_WORK INSTRUCTION_.
Of the records that follow, copy only the lines from the line containing "waves, PAW |" to the line containing "LDA's correlation is", both included, exactly as written.

● ● ● ●

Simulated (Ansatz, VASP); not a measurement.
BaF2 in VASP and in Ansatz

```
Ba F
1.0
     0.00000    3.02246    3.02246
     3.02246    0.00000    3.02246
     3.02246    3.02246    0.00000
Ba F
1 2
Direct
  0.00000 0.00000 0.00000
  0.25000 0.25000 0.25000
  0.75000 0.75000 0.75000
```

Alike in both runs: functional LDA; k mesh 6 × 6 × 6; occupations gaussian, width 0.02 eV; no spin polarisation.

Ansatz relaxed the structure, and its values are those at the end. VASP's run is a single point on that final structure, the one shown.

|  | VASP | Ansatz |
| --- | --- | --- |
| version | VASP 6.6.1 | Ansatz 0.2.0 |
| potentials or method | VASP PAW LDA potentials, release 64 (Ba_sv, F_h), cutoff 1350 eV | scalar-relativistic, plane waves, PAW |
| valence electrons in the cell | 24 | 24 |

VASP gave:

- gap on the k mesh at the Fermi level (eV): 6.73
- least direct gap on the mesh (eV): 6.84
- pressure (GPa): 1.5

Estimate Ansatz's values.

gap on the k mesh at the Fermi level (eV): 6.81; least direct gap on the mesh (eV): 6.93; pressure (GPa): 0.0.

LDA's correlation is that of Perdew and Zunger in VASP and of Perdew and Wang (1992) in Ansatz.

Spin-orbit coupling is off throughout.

● ● ● ●

_WRITTEN ANSWER_.
| potentials or method | VASP PAW LDA potentials, release 64 (Ba_sv, F_h), cutoff 1350 eV | scalar-relativistic, plane waves, PAW |
| valence electrons in the cell | 24 | 24 |

VASP gave:

- gap on the k mesh at the Fermi level (eV): 6.73
- least direct gap on the mesh (eV): 6.84
- pressure (GPa): 1.5

Estimate Ansatz's values.

gap on the k mesh at the Fermi level (eV): 6.81; least direct gap on the mesh (eV): 6.93; pressure (GPa): 0.0.

LDA's correlation is that of Perdew and Zunger in VASP and of Perdew and Wang (1992) in Ansatz.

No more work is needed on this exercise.